=== Data under study ===

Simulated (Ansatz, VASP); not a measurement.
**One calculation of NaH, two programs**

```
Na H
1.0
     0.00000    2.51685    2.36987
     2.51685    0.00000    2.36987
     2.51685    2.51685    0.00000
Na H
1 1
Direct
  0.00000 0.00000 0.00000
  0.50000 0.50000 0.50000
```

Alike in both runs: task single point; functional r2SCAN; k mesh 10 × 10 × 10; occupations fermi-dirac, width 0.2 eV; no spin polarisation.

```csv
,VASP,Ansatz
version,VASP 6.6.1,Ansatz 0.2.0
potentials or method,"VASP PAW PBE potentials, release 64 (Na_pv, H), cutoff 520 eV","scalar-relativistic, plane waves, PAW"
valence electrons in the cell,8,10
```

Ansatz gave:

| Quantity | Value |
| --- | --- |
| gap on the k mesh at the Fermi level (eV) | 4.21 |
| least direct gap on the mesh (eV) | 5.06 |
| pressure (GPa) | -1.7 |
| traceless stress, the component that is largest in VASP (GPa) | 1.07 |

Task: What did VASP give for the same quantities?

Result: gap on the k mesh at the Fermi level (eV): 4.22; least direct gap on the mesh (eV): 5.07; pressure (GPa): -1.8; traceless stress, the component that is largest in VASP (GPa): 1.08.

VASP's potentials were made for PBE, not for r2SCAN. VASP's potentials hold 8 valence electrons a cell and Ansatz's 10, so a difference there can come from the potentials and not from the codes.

===

Assigned task →
Above are the records; please copy exactly their first line and each line after it through the line containing "(GPa) | 1.07 |", and no line after that.

Your response →
Simulated (Ansatz, VASP); not a measurement.
**One calculation of NaH, two programs**

```
Na H
1.0
     0.00000    2.51685    2.36987
     2.51685    0.00000    2.36987
     2.51685    2.51685    0.00000
Na H
1 1
Direct
  0.00000 0.00000 0.00000
  0.50000 0.50000 0.50000
```

Alike in both runs: task single point; functional r2SCAN; k mesh 10 × 10 × 10; occupations fermi-dirac, width 0.2 eV; no spin polarisation.

```csv
,VASP,Ansatz
version,VASP 6.6.1,Ansatz 0.2.0
potentials or method,"VASP PAW PBE potentials, release 64 (Na_pv, H), cutoff 520 eV","scalar-relativistic, plane waves, PAW"
valence electrons in the cell,8,10
```

Ansatz gave:

| Quantity | Value |
| --- | --- |
| gap on the k mesh at the Fermi level (eV) | 4.21 |
| least direct gap on the mesh (eV) | 5.06 |
| pressure (GPa) | -1.7 |
| traceless stress, the component that is largest in VASP (GPa) | 1.07 |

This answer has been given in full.